Work order:
Transcribe the entire listing exactly as it appears.

====

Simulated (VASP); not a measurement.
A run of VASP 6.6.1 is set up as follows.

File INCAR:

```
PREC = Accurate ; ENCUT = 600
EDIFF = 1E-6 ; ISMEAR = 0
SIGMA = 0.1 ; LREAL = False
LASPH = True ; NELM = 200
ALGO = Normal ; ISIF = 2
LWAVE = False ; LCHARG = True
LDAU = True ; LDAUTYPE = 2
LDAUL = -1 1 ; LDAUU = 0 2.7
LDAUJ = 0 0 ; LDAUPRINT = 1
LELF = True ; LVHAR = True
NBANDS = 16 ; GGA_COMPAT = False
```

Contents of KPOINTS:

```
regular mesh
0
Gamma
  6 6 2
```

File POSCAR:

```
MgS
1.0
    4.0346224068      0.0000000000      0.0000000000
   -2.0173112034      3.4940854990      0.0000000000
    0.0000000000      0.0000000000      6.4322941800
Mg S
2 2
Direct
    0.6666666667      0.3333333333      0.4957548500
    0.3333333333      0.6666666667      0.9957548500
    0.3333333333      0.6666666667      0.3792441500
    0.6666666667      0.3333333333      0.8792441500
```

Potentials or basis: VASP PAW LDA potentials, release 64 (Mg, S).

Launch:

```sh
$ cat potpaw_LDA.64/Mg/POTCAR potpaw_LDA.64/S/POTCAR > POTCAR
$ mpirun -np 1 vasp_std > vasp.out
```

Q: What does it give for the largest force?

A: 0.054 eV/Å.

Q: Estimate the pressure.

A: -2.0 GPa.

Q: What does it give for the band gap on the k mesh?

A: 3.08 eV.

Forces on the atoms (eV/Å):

====

Solution:
Simulated (VASP); not a measurement.
A run of VASP 6.6.1 is set up as follows.

File INCAR:

```
PREC = Accurate ; ENCUT = 600
EDIFF = 1E-6 ; ISMEAR = 0
SIGMA = 0.1 ; LREAL = False
LASPH = True ; NELM = 200
ALGO = Normal ; ISIF = 2
LWAVE = False ; LCHARG = True
LDAU = True ; LDAUTYPE = 2
LDAUL = -1 1 ; LDAUU = 0 2.7
LDAUJ = 0 0 ; LDAUPRINT = 1
LELF = True ; LVHAR = True
NBANDS = 16 ; GGA_COMPAT = False
```

Contents of KPOINTS:

```
regular mesh
0
Gamma
  6 6 2
```

File POSCAR:

```
MgS
1.0
    4.0346224068      0.0000000000      0.0000000000
   -2.0173112034      3.4940854990      0.0000000000
    0.0000000000      0.0000000000      6.4322941800
Mg S
2 2
Direct
    0.6666666667      0.3333333333      0.4957548500
    0.3333333333      0.6666666667      0.9957548500
    0.3333333333      0.6666666667      0.3792441500
    0.6666666667      0.3333333333      0.8792441500
```

Potentials or basis: VASP PAW LDA potentials, release 64 (Mg, S).

Launch:

```sh
$ cat potpaw_LDA.64/Mg/POTCAR potpaw_LDA.64/S/POTCAR > POTCAR
$ mpirun -np 1 vasp_std > vasp.out
```

Q: What does it give for the largest force?

A: 0.054 eV/Å.

Q: Estimate the pressure.

A: -2.0 GPa.

Q: What does it give for the band gap on the k mesh?

A: 3.08 eV.

Forces on the atoms (eV/Å):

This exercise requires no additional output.